Reproduce word for word the lines between those holding "## 1. Starting point" and "The species is", inclusive, and nothing else from the data below.

* Excerpted data

============================================================

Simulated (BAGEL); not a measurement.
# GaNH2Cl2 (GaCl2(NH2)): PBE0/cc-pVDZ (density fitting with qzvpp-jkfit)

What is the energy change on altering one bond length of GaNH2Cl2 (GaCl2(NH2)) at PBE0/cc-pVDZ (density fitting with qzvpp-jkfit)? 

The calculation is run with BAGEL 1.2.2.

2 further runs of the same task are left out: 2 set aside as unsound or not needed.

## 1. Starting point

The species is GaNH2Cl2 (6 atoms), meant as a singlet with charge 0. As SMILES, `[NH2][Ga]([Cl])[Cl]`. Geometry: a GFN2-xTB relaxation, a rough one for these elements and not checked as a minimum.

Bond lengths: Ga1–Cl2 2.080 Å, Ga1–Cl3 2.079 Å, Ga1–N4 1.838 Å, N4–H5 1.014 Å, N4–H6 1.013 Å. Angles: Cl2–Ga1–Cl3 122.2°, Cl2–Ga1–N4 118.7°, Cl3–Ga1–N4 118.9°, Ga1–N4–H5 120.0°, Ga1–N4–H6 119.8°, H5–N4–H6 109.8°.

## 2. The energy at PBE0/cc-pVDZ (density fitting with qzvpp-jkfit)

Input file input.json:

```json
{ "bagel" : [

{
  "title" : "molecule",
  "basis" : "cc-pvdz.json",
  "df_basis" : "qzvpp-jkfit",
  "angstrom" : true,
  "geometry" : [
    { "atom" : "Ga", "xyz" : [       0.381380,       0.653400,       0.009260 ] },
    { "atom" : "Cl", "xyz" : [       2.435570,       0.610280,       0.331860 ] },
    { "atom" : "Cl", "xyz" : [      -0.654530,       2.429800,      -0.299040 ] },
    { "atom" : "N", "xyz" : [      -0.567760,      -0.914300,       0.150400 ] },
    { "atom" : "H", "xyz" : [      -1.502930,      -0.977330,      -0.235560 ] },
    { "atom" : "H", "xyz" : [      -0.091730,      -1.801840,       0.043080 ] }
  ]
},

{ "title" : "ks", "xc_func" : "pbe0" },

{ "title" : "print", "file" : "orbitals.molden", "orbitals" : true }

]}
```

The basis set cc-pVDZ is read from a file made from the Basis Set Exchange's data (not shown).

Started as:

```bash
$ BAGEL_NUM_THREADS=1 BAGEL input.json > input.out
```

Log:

============================================================

* Exercise result
## 1. Starting point

The species is GaNH2Cl2 (6 atoms), meant as a singlet with charge 0. As SMILES, `[NH2][Ga]([Cl])[Cl]`. Geometry: a GFN2-xTB relaxation, a rough one for these elements and not checked as a minimum.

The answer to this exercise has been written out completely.